» **Work order**: In the listing below, find the line that contains "Result: This is not unique; one that fits is" and the line that contains "The two are". Quote both and every line between them, exactly, and nothing more.

» **Available data**:
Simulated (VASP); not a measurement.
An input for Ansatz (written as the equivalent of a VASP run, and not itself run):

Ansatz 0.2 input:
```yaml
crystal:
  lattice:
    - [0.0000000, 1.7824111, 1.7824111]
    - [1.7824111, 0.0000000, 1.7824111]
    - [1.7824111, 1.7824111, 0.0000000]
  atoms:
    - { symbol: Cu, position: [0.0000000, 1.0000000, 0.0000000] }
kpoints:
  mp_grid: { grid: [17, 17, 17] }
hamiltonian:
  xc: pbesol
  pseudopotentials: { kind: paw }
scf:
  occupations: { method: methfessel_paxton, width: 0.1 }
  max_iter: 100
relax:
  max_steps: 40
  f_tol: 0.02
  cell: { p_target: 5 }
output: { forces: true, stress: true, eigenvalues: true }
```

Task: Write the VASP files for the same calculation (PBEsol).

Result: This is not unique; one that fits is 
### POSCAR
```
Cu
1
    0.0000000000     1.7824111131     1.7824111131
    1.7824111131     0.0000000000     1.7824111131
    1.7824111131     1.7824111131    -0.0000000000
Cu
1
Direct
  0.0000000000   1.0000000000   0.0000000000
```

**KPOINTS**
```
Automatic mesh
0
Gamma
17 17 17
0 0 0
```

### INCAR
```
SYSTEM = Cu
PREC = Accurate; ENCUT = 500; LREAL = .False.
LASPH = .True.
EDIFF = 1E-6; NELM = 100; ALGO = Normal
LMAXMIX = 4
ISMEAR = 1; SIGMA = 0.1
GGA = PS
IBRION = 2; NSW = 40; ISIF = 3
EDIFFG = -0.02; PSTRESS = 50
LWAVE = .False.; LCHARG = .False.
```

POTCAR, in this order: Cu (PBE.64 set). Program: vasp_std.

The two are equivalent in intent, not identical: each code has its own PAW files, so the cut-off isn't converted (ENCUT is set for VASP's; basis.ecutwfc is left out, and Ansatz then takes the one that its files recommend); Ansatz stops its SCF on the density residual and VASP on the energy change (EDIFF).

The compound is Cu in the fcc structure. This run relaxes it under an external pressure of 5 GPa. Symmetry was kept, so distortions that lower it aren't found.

» **Expected answer**:
Result: This is not unique; one that fits is 
### POSCAR
```
Cu
1
    0.0000000000     1.7824111131     1.7824111131
    1.7824111131     0.0000000000     1.7824111131
    1.7824111131     1.7824111131    -0.0000000000
Cu
1
Direct
  0.0000000000   1.0000000000   0.0000000000
```

**KPOINTS**
```
Automatic mesh
0
Gamma
17 17 17
0 0 0
```

### INCAR
```
SYSTEM = Cu
PREC = Accurate; ENCUT = 500; LREAL = .False.
LASPH = .True.
EDIFF = 1E-6; NELM = 100; ALGO = Normal
LMAXMIX = 4
ISMEAR = 1; SIGMA = 0.1
GGA = PS
IBRION = 2; NSW = 40; ISIF = 3
EDIFFG = -0.02; PSTRESS = 50
LWAVE = .False.; LCHARG = .False.
```

POTCAR, in this order: Cu (PBE.64 set). Program: vasp_std.

The two are equivalent in intent, not identical: each code has its own PAW files, so the cut-off isn't converted (ENCUT is set for VASP's; basis.ecutwfc is left out, and Ansatz then takes the one that its files recommend); Ansatz stops its SCF on the density residual and VASP on the energy change (EDIFF).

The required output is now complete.